### REQUIREMENT
Only the lines below between the ones containing "the row of C+." and "the largest jump?", inclusive, are to be reproduced, each exactly as it stands.

### ENTRIES PROVIDED
· · · ·
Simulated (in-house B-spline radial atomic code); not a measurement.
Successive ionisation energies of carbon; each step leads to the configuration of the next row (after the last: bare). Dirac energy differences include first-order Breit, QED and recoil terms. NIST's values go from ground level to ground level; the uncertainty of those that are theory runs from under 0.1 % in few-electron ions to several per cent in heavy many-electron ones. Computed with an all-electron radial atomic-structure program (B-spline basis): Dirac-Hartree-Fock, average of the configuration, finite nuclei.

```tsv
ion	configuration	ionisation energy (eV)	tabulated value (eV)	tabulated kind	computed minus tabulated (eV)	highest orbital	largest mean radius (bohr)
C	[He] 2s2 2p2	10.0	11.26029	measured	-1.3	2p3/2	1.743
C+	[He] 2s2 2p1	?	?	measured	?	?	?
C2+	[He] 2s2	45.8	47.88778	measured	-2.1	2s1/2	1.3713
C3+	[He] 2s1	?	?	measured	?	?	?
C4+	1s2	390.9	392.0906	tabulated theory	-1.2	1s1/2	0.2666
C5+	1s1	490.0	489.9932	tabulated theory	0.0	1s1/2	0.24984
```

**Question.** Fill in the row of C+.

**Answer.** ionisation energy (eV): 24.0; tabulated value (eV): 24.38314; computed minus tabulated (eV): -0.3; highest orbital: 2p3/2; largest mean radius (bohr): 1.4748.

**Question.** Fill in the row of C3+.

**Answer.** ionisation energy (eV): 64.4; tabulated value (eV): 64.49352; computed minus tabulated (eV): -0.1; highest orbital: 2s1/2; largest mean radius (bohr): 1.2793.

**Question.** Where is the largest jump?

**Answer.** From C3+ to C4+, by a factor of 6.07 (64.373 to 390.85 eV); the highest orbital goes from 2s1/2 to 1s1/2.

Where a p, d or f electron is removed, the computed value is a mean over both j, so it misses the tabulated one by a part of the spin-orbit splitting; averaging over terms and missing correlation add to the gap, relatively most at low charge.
· · · ·

### RESULT
**Question.** Fill in the row of C+.

**Answer.** ionisation energy (eV): 24.0; tabulated value (eV): 24.38314; computed minus tabulated (eV): -0.3; highest orbital: 2p3/2; largest mean radius (bohr): 1.4748.

**Question.** Fill in the row of C3+.

**Answer.** ionisation energy (eV): 64.4; tabulated value (eV): 64.49352; computed minus tabulated (eV): -0.1; highest orbital: 2s1/2; largest mean radius (bohr): 1.2793.

**Question.** Where is the largest jump?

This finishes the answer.